## Work task
Everything from the top of the data below through the line with "These are r2SCAN" should be duplicated exactly, and nothing past it.

## Dataset records
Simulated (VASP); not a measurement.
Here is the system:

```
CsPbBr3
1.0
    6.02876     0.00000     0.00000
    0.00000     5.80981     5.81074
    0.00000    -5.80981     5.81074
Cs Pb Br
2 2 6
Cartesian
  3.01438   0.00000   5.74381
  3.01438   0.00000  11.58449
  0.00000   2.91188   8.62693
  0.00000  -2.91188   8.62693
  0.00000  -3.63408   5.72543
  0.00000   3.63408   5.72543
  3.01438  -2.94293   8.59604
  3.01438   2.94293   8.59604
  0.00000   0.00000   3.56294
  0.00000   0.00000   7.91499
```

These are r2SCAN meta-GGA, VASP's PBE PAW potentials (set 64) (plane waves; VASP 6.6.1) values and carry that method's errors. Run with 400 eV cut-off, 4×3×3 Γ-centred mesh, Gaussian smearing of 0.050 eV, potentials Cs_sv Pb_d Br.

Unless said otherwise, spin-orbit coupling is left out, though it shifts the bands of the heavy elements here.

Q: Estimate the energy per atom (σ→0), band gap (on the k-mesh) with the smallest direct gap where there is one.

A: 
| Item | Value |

## Answer section
Simulated (VASP); not a measurement.
Here is the system:

```
CsPbBr3
1.0
    6.02876     0.00000     0.00000
    0.00000     5.80981     5.81074
    0.00000    -5.80981     5.81074
Cs Pb Br
2 2 6
Cartesian
  3.01438   0.00000   5.74381
  3.01438   0.00000  11.58449
  0.00000   2.91188   8.62693
  0.00000  -2.91188   8.62693
  0.00000  -3.63408   5.72543
  0.00000   3.63408   5.72543
  3.01438  -2.94293   8.59604
  3.01438   2.94293   8.59604
  0.00000   0.00000   3.56294
  0.00000   0.00000   7.91499
```

These are r2SCAN meta-GGA, VASP's PBE PAW potentials (set 64) (plane waves; VASP 6.6.1) values and carry that method's errors. Run with 400 eV cut-off, 4×3×3 Γ-centred mesh, Gaussian smearing of 0.050 eV, potentials Cs_sv Pb_d Br.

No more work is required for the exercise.